▶ [WORK ITEM] Write the listing below out again exactly, though only as far as the line with "A: A (-9.9 GPa), B", which is included.

* * * * * * * * *

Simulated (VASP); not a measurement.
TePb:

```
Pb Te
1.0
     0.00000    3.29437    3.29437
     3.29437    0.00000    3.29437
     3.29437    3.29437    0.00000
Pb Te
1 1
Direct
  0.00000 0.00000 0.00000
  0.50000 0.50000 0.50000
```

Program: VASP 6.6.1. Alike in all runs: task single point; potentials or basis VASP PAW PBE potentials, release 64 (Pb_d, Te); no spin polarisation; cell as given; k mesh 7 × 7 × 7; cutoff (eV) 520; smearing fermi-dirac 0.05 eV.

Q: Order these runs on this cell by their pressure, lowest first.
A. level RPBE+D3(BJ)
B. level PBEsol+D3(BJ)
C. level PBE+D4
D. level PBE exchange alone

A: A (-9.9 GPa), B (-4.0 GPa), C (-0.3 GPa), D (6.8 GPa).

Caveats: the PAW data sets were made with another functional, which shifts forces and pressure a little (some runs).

* * * * * * * * *

▶ [TASK OUTPUT]
Simulated (VASP); not a measurement.
TePb:

```
Pb Te
1.0
     0.00000    3.29437    3.29437
     3.29437    0.00000    3.29437
     3.29437    3.29437    0.00000
Pb Te
1 1
Direct
  0.00000 0.00000 0.00000
  0.50000 0.50000 0.50000
```

Program: VASP 6.6.1. Alike in all runs: task single point; potentials or basis VASP PAW PBE potentials, release 64 (Pb_d, Te); no spin polarisation; cell as given; k mesh 7 × 7 × 7; cutoff (eV) 520; smearing fermi-dirac 0.05 eV.

Q: Order these runs on this cell by their pressure, lowest first.
A. level RPBE+D3(BJ)
B. level PBEsol+D3(BJ)
C. level PBE+D4
D. level PBE exchange alone

A: A (-9.9 GPa), B (-4.0 GPa), C (-0.3 GPa), D (6.8 GPa).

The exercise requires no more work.